→ Brief
Going down the data below, set down exactly the line with "A. level PBE-based" and each line after it through the line with "Result: B (-3.4"; no other lines.

══════

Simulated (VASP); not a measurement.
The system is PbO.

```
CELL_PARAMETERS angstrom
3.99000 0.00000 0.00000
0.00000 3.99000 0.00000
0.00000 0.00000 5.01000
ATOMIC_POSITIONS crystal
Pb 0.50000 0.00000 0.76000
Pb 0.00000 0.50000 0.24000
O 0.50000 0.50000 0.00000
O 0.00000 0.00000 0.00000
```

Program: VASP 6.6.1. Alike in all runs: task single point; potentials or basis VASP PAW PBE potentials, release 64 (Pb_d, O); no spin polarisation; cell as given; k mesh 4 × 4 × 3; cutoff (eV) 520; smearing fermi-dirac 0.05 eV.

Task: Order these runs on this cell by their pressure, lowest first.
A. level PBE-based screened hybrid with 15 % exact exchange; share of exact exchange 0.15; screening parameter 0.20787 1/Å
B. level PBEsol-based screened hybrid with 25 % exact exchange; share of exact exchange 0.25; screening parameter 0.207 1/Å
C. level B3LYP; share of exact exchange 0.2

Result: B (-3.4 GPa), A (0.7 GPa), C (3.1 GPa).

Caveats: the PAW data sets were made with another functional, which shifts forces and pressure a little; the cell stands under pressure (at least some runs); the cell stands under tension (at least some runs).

══════

→ Written answer
A. level PBE-based screened hybrid with 15 % exact exchange; share of exact exchange 0.15; screening parameter 0.20787 1/Å
B. level PBEsol-based screened hybrid with 25 % exact exchange; share of exact exchange 0.25; screening parameter 0.207 1/Å
C. level B3LYP; share of exact exchange 0.2

Result: B (-3.4 GPa), A (0.7 GPa), C (3.1 GPa).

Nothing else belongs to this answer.